*** Opening EXERCISE DATA ***

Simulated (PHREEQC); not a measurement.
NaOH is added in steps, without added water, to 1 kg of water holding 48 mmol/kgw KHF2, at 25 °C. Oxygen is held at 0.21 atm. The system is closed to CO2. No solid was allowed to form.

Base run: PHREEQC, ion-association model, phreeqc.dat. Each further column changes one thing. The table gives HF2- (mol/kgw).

*** Closing EXERCISE DATA ***

Word for word, repeat the data from its first line through the line with "NaOH is added", including both of those lines and no others.

EXERCISE RESULT:
Simulated (PHREEQC); not a measurement.
NaOH is added in steps, without added water, to 1 kg of water holding 48 mmol/kgw KHF2, at 25 °C. Oxygen is held at 0.21 atm. The system is closed to CO2. No solid was allowed to form.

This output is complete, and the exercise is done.